## Task item
Repeat the entries below exactly, missing none.

## Recorded information
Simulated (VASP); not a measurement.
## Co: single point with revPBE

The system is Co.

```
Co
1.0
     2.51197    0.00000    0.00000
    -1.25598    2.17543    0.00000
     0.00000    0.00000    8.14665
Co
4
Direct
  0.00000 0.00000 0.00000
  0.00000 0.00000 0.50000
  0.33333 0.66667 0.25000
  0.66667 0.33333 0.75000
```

## Exercise response
Simulated (VASP); not a measurement.
## Co: single point with revPBE

The system is Co.

```
Co
1.0
     2.51197    0.00000    0.00000
    -1.25598    2.17543    0.00000
     0.00000    0.00000    8.14665
Co
4
Direct
  0.00000 0.00000 0.00000
  0.00000 0.00000 0.50000
  0.33333 0.66667 0.25000
  0.66667 0.33333 0.75000
```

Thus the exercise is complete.